Material shown Start Marker

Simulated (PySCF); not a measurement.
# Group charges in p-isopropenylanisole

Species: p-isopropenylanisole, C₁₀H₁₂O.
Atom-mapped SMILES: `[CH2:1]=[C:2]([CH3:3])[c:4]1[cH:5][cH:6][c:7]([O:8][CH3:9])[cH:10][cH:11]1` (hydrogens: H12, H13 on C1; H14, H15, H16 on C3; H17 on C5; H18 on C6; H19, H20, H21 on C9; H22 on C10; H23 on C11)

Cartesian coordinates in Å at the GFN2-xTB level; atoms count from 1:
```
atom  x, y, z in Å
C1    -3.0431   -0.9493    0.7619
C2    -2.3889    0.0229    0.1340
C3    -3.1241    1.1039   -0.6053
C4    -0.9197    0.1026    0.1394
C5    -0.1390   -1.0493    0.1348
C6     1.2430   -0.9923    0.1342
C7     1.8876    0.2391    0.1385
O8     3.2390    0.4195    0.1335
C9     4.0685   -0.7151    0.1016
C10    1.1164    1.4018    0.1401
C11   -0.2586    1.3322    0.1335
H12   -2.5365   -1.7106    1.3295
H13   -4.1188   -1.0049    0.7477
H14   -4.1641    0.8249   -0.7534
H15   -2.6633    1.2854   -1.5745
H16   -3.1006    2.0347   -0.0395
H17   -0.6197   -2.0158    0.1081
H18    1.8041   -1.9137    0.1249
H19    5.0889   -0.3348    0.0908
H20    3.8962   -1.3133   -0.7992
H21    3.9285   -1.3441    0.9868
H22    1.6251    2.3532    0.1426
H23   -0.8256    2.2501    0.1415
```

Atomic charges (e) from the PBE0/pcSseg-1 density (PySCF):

Material shown End Marker

- **Work task**
Quote exactly the first line of the entries and every line after it, stopping with the line that contains "Species: p-isopropenylanisole, C₁₀H₁₂O.".

- **Exercise response**
Simulated (PySCF); not a measurement.
# Group charges in p-isopropenylanisole

Species: p-isopropenylanisole, C₁₀H₁₂O.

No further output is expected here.